| Assigned task |
Reprint the entries without altering anything.

| Records shown |
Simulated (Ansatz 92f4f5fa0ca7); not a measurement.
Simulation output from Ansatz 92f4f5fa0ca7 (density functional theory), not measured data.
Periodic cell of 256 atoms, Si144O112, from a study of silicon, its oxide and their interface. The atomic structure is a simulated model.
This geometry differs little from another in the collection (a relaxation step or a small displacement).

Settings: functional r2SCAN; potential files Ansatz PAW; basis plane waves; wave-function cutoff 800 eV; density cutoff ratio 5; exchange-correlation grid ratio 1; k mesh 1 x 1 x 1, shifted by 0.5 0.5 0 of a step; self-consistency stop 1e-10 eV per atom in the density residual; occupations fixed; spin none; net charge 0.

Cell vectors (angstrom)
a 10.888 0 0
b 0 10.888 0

| Exercise solution |
Simulated (Ansatz 92f4f5fa0ca7); not a measurement.
Simulation output from Ansatz 92f4f5fa0ca7 (density functional theory), not measured data.
Periodic cell of 256 atoms, Si144O112, from a study of silicon, its oxide and their interface. The atomic structure is a simulated model.
This geometry differs little from another in the collection (a relaxation step or a small displacement).

Settings: functional r2SCAN; potential files Ansatz PAW; basis plane waves; wave-function cutoff 800 eV; density cutoff ratio 5; exchange-correlation grid ratio 1; k mesh 1 x 1 x 1, shifted by 0.5 0.5 0 of a step; self-consistency stop 1e-10 eV per atom in the density residual; occupations fixed; spin none; net charge 0.

Cell vectors (angstrom)
a 10.888 0 0
b 0 10.888 0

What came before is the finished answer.